> WORK INSTRUCTION
All lines from the start of the listing below through the line containing "Note: the cell" are to be written out again exactly, and no others.

-- DATASET CONTENT follows --

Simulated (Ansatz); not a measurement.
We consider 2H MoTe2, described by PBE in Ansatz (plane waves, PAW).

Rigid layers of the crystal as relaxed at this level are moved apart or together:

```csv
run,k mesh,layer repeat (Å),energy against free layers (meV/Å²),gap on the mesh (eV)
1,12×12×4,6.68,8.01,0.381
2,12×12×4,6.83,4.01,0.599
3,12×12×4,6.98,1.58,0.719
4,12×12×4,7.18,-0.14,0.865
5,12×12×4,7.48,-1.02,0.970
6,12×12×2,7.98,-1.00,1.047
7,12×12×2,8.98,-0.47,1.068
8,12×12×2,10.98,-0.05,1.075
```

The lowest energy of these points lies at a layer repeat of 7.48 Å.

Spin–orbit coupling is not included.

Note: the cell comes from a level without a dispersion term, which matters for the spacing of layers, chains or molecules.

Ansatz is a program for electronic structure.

-- DATASET CONTENT concluded --

> YOUR RESPONSE
Simulated (Ansatz); not a measurement.
We consider 2H MoTe2, described by PBE in Ansatz (plane waves, PAW).

Rigid layers of the crystal as relaxed at this level are moved apart or together:

```csv
run,k mesh,layer repeat (Å),energy against free layers (meV/Å²),gap on the mesh (eV)
1,12×12×4,6.68,8.01,0.381
2,12×12×4,6.83,4.01,0.599
3,12×12×4,6.98,1.58,0.719
4,12×12×4,7.18,-0.14,0.865
5,12×12×4,7.48,-1.02,0.970
6,12×12×2,7.98,-1.00,1.047
7,12×12×2,8.98,-0.47,1.068
8,12×12×2,10.98,-0.05,1.075
```

The lowest energy of these points lies at a layer repeat of 7.48 Å.

Spin–orbit coupling is not included.

Note: the cell comes from a level without a dispersion term, which matters for the spacing of layers, chains or molecules.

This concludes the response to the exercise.